Listed records:
:::::

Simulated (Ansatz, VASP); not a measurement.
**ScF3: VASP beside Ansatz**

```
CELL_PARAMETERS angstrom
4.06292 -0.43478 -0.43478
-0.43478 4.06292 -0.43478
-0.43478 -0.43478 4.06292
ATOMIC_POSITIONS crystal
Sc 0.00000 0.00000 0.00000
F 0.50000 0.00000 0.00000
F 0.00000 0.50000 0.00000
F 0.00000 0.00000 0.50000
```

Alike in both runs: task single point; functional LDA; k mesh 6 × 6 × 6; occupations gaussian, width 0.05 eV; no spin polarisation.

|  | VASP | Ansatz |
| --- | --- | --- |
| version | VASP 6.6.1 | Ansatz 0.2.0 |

:::::

Exercise: Reproduce each entry above. Every word must match.

Your response:
Simulated (Ansatz, VASP); not a measurement.
**ScF3: VASP beside Ansatz**

```
CELL_PARAMETERS angstrom
4.06292 -0.43478 -0.43478
-0.43478 4.06292 -0.43478
-0.43478 -0.43478 4.06292
ATOMIC_POSITIONS crystal
Sc 0.00000 0.00000 0.00000
F 0.50000 0.00000 0.00000
F 0.00000 0.50000 0.00000
F 0.00000 0.00000 0.50000
```

Alike in both runs: task single point; functional LDA; k mesh 6 × 6 × 6; occupations gaussian, width 0.05 eV; no spin polarisation.

|  | VASP | Ansatz |
| --- | --- | --- |
| version | VASP 6.6.1 | Ansatz 0.2.0 |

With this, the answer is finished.